- _TASK ITEM_:
All that should be output is the block of lines below from the line with "Alike in all" to the line with "A k mesh can", both included, exactly as written.

Top of DATA LISTING

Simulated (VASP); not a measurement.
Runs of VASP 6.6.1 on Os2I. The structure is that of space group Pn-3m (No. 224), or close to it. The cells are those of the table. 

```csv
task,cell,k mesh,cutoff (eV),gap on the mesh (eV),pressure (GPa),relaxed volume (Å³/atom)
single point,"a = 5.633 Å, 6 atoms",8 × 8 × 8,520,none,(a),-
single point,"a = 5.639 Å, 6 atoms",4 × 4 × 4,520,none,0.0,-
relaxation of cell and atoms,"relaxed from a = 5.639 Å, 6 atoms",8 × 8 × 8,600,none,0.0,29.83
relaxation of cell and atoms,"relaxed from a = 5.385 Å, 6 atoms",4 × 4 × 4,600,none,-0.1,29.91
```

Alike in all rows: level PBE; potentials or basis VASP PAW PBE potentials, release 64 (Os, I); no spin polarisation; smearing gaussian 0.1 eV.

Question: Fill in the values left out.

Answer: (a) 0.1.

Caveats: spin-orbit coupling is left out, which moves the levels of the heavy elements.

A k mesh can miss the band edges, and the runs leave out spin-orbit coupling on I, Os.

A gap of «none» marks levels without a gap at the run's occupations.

Bottom of DATA LISTING

- _TASK RESULT_:
Alike in all rows: level PBE; potentials or basis VASP PAW PBE potentials, release 64 (Os, I); no spin polarisation; smearing gaussian 0.1 eV.

Question: Fill in the values left out.

Answer: (a) 0.1.

Caveats: spin-orbit coupling is left out, which moves the levels of the heavy elements.

A k mesh can miss the band edges, and the runs leave out spin-orbit coupling on I, Os.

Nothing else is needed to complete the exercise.